Provided data ->
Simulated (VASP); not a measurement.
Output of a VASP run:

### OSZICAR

Exercise ->
Set the whole listing down again, unchanged.

Exercise result ->
Simulated (VASP); not a measurement.
Output of a VASP run:

### OSZICAR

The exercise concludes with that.